### Information given ###

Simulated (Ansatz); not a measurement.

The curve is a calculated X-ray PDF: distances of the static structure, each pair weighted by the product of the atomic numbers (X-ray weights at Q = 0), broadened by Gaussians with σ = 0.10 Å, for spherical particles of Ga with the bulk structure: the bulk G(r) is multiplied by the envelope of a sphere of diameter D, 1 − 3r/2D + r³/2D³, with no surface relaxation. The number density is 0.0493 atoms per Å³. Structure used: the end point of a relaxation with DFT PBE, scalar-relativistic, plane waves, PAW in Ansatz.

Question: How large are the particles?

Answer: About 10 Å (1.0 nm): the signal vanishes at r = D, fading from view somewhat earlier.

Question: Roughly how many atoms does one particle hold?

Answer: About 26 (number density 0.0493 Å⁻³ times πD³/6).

###

> Work task: Only the lines from the start of the data to the line holding "Question: Roughly how" are wanted; return them exactly, both ends included.

> Reply:
Simulated (Ansatz); not a measurement.

The curve is a calculated X-ray PDF: distances of the static structure, each pair weighted by the product of the atomic numbers (X-ray weights at Q = 0), broadened by Gaussians with σ = 0.10 Å, for spherical particles of Ga with the bulk structure: the bulk G(r) is multiplied by the envelope of a sphere of diameter D, 1 − 3r/2D + r³/2D³, with no surface relaxation. The number density is 0.0493 atoms per Å³. Structure used: the end point of a relaxation with DFT PBE, scalar-relativistic, plane waves, PAW in Ansatz.

Question: How large are the particles?

Answer: About 10 Å (1.0 nm): the signal vanishes at r = D, fading from view somewhat earlier.

Question: Roughly how many atoms does one particle hold?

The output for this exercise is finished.